START MATERIAL SUPPLIED

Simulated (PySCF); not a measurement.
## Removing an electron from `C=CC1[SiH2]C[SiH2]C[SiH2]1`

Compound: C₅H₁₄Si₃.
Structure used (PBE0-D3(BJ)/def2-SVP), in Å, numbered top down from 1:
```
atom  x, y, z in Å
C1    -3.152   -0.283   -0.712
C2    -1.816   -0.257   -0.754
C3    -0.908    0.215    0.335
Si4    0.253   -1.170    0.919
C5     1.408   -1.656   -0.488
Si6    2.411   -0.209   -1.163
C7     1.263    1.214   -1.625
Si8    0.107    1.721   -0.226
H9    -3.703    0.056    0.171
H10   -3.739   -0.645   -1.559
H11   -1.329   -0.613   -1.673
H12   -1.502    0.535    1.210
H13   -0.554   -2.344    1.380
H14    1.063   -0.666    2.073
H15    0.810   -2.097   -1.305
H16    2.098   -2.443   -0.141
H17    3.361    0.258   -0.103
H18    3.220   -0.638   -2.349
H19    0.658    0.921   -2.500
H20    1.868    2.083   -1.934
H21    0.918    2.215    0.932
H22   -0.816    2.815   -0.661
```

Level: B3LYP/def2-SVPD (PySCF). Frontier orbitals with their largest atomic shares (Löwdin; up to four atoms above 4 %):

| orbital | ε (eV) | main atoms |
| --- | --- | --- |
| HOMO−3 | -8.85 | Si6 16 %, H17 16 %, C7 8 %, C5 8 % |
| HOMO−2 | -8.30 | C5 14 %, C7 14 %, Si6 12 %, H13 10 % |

END MATERIAL SUPPLIED

### WORK INSTRUCTION
Write out all of the records above exactly as they appear.

### EXERCISE OUTPUT
Simulated (PySCF); not a measurement.
## Removing an electron from `C=CC1[SiH2]C[SiH2]C[SiH2]1`

Compound: C₅H₁₄Si₃.
Structure used (PBE0-D3(BJ)/def2-SVP), in Å, numbered top down from 1:
```
atom  x, y, z in Å
C1    -3.152   -0.283   -0.712
C2    -1.816   -0.257   -0.754
C3    -0.908    0.215    0.335
Si4    0.253   -1.170    0.919
C5     1.408   -1.656   -0.488
Si6    2.411   -0.209   -1.163
C7     1.263    1.214   -1.625
Si8    0.107    1.721   -0.226
H9    -3.703    0.056    0.171
H10   -3.739   -0.645   -1.559
H11   -1.329   -0.613   -1.673
H12   -1.502    0.535    1.210
H13   -0.554   -2.344    1.380
H14    1.063   -0.666    2.073
H15    0.810   -2.097   -1.305
H16    2.098   -2.443   -0.141
H17    3.361    0.258   -0.103
H18    3.220   -0.638   -2.349
H19    0.658    0.921   -2.500
H20    1.868    2.083   -1.934
H21    0.918    2.215    0.932
H22   -0.816    2.815   -0.661
```

Level: B3LYP/def2-SVPD (PySCF). Frontier orbitals with their largest atomic shares (Löwdin; up to four atoms above 4 %):

| orbital | ε (eV) | main atoms |
| --- | --- | --- |
| HOMO−3 | -8.85 | Si6 16 %, H17 16 %, C7 8 %, C5 8 % |
| HOMO−2 | -8.30 | C5 14 %, C7 14 %, Si6 12 %, H13 10 % |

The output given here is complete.